Activity - What you return must be every line from the beginning of the data through the line holding "Gas-phase reaction: 3", unchanged.

[Start of section]

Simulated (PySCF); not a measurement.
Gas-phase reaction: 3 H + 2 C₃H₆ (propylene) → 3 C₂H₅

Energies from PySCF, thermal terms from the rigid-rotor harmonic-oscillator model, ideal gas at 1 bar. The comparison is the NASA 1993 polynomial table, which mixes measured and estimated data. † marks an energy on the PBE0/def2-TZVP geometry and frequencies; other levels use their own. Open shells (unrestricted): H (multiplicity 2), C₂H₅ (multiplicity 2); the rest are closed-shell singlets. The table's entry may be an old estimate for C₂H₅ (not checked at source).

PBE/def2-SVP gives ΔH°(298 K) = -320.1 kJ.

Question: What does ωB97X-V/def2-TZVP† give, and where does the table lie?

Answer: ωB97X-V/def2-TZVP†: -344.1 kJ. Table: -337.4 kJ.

[End of section]

Task solution -
Simulated (PySCF); not a measurement.
Gas-phase reaction: 3 H + 2 C₃H₆ (propylene) → 3 C₂H₅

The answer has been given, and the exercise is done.